..............................
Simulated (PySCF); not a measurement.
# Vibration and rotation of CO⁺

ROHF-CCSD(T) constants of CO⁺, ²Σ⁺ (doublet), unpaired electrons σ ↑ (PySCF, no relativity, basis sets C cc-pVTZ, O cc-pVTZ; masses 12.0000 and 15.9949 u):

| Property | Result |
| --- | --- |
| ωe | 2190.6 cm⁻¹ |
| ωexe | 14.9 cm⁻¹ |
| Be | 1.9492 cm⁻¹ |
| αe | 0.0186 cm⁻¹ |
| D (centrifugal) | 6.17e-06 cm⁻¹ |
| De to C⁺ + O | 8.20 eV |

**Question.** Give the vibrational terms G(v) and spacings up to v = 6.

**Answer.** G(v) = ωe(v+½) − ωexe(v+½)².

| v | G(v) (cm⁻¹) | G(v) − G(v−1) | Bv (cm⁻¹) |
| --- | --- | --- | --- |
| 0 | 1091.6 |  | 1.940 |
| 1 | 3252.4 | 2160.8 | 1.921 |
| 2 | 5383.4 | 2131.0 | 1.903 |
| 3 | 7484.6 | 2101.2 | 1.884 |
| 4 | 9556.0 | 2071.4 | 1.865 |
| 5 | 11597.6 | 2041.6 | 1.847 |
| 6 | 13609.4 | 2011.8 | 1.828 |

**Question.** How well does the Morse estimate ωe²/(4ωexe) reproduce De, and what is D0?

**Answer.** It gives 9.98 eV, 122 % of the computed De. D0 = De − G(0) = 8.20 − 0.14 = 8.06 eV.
..............................

Activity | The answer must be an exact copy of every record above.

Answer box |
Simulated (PySCF); not a measurement.
# Vibration and rotation of CO⁺

ROHF-CCSD(T) constants of CO⁺, ²Σ⁺ (doublet), unpaired electrons σ ↑ (PySCF, no relativity, basis sets C cc-pVTZ, O cc-pVTZ; masses 12.0000 and 15.9949 u):

| Property | Result |
| --- | --- |
| ωe | 2190.6 cm⁻¹ |
| ωexe | 14.9 cm⁻¹ |
| Be | 1.9492 cm⁻¹ |
| αe | 0.0186 cm⁻¹ |
| D (centrifugal) | 6.17e-06 cm⁻¹ |
| De to C⁺ + O | 8.20 eV |

**Question.** Give the vibrational terms G(v) and spacings up to v = 6.

**Answer.** G(v) = ωe(v+½) − ωexe(v+½)².

| v | G(v) (cm⁻¹) | G(v) − G(v−1) | Bv (cm⁻¹) |
| --- | --- | --- | --- |
| 0 | 1091.6 |  | 1.940 |
| 1 | 3252.4 | 2160.8 | 1.921 |
| 2 | 5383.4 | 2131.0 | 1.903 |
| 3 | 7484.6 | 2101.2 | 1.884 |
| 4 | 9556.0 | 2071.4 | 1.865 |
| 5 | 11597.6 | 2041.6 | 1.847 |
| 6 | 13609.4 | 2011.8 | 1.828 |

**Question.** How well does the Morse estimate ωe²/(4ωexe) reproduce De, and what is D0?

**Answer.** It gives 9.98 eV, 122 % of the computed De. D0 = De − G(0) = 8.20 − 0.14 = 8.06 eV.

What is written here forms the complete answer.